Assignment » Print out the complete set of records below, exactly as they read.

Data for analysis »
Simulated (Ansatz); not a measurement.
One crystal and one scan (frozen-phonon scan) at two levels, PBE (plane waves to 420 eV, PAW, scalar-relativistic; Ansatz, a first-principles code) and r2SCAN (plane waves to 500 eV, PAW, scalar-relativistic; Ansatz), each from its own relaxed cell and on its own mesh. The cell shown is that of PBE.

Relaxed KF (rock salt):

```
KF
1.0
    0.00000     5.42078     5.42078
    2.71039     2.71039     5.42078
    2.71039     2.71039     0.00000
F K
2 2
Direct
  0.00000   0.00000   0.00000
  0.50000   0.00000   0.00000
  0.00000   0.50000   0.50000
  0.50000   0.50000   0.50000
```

Task response »
Simulated (Ansatz); not a measurement.
One crystal and one scan (frozen-phonon scan) at two levels, PBE (plane waves to 420 eV, PAW, scalar-relativistic; Ansatz, a first-principles code) and r2SCAN (plane waves to 500 eV, PAW, scalar-relativistic; Ansatz), each from its own relaxed cell and on its own mesh. The cell shown is that of PBE.

Relaxed KF (rock salt):

```
KF
1.0
    0.00000     5.42078     5.42078
    2.71039     2.71039     5.42078
    2.71039     2.71039     0.00000
F K
2 2
Direct
  0.00000   0.00000   0.00000
  0.50000   0.00000   0.00000
  0.00000   0.50000   0.50000
  0.50000   0.50000   0.50000
```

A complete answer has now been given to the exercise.